▶ _BRIEF_
All entries below are to be duplicated verbatim.

▶ _LISTED ENTRIES_
▼

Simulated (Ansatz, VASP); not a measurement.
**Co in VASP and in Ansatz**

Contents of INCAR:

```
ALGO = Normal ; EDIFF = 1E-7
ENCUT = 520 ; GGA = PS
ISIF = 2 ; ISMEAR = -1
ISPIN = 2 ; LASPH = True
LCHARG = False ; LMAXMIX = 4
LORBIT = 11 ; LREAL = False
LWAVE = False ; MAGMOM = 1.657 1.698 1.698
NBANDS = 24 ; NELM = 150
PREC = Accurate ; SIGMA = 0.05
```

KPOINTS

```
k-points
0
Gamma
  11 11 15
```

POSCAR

▲

▶ _WRITTEN RESPONSE_
Simulated (Ansatz, VASP); not a measurement.
**Co in VASP and in Ansatz**

Contents of INCAR:

```
ALGO = Normal ; EDIFF = 1E-7
ENCUT = 520 ; GGA = PS
ISIF = 2 ; ISMEAR = -1
ISPIN = 2 ; LASPH = True
LCHARG = False ; LMAXMIX = 4
LORBIT = 11 ; LREAL = False
LWAVE = False ; MAGMOM = 1.657 1.698 1.698
NBANDS = 24 ; NELM = 150
PREC = Accurate ; SIGMA = 0.05
```

KPOINTS

```
k-points
0
Gamma
  11 11 15
```

POSCAR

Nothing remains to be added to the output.